### Work request
Take the data below and extract the lines from the one with "eV | 0.28 | (b) | - |" to the one with "Caveats: some runs", inclusive, exactly as written.

### Provided material
##########

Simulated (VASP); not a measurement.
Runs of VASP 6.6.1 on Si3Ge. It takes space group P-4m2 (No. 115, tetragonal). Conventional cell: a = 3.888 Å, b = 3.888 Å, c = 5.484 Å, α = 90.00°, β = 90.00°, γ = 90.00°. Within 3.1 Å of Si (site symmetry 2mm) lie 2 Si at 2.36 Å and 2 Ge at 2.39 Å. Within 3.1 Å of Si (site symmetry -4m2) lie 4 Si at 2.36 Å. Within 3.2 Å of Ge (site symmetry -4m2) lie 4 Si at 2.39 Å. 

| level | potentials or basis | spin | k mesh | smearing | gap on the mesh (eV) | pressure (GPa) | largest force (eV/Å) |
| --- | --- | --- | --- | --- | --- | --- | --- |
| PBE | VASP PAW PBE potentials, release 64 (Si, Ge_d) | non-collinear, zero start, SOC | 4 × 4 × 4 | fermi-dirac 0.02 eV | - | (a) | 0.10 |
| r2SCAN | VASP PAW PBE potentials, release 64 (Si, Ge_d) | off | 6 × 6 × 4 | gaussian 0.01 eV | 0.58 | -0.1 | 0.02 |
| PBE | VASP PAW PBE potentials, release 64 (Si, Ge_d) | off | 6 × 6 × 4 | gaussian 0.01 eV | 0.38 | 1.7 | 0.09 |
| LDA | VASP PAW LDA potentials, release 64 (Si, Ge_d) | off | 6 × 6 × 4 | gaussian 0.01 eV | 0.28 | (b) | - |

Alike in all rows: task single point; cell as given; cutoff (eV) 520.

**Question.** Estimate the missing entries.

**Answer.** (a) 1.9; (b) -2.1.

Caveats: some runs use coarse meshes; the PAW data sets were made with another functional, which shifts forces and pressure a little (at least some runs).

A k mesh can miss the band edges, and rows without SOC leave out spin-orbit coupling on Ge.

##########

### Response box
| LDA | VASP PAW LDA potentials, release 64 (Si, Ge_d) | off | 6 × 6 × 4 | gaussian 0.01 eV | 0.28 | (b) | - |

Alike in all rows: task single point; cell as given; cutoff (eV) 520.

**Question.** Estimate the missing entries.

**Answer.** (a) 1.9; (b) -2.1.

Caveats: some runs use coarse meshes; the PAW data sets were made with another functional, which shifts forces and pressure a little (at least some runs).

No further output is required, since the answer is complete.